Start of DATA EXTRACT

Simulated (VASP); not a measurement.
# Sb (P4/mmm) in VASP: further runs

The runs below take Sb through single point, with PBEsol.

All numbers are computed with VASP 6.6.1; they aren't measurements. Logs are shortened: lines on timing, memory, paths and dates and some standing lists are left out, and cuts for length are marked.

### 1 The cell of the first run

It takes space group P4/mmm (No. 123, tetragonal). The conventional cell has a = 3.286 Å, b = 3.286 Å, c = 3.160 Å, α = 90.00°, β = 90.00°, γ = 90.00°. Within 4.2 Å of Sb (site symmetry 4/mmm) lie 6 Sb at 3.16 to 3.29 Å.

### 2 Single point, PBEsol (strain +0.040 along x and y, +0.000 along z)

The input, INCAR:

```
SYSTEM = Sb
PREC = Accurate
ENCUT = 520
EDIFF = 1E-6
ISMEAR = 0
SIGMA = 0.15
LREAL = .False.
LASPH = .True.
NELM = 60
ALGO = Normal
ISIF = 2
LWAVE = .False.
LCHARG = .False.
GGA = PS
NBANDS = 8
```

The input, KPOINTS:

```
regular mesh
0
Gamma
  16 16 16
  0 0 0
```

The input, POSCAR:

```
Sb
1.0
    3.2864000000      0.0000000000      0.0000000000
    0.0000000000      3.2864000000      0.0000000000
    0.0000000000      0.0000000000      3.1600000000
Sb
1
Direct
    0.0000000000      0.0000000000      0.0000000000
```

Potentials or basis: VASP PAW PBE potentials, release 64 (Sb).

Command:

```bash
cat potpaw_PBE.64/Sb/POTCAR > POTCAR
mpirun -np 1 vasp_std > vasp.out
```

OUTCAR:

End of DATA EXTRACT

BRIEF: Which lines run from the first of the listing to the line containing "The runs below"? Reproduce those exactly, both ends included.

WORKED SOLUTION:
Simulated (VASP); not a measurement.
# Sb (P4/mmm) in VASP: further runs

The runs below take Sb through single point, with PBEsol.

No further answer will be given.